Exercise>
The data below holds the lines to copy: everything from the line containing "# Pb²⁺: excitation energy in x2c-QZVPPall" to the line containing "The numbers are", both ends included, set down exactly.

Data listing>
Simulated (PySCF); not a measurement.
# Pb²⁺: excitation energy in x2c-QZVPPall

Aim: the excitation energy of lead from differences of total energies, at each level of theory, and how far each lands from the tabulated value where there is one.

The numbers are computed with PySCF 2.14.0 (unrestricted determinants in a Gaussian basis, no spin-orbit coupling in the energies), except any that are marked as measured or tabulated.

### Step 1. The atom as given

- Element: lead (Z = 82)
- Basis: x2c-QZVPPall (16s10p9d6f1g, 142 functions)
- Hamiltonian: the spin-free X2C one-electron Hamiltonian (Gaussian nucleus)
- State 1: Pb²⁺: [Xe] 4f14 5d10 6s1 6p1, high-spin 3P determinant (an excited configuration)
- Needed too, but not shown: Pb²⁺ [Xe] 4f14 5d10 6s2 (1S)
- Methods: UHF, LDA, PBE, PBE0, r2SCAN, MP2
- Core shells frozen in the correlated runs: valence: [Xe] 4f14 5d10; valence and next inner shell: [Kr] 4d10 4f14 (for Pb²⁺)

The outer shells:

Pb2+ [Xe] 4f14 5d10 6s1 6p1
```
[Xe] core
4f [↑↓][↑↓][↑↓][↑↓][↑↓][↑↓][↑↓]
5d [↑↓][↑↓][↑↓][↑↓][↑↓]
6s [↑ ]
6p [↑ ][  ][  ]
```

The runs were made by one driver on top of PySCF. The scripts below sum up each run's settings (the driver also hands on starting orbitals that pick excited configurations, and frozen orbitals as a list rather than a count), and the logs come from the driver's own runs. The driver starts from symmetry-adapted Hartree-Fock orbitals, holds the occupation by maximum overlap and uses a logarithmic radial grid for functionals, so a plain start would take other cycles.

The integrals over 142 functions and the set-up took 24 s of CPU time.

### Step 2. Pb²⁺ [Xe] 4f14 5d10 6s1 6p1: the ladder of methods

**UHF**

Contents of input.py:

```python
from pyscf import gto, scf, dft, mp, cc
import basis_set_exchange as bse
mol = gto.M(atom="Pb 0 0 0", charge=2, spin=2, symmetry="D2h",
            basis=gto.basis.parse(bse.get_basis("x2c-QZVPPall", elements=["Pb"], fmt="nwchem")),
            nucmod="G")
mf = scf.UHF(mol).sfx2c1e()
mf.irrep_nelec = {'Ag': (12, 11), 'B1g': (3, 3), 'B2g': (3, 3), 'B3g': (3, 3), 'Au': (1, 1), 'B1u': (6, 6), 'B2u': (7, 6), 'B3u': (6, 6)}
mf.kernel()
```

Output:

Problem solution>
# Pb²⁺: excitation energy in x2c-QZVPPall

Aim: the excitation energy of lead from differences of total energies, at each level of theory, and how far each lands from the tabulated value where there is one.

The numbers are computed with PySCF 2.14.0 (unrestricted determinants in a Gaussian basis, no spin-orbit coupling in the energies), except any that are marked as measured or tabulated.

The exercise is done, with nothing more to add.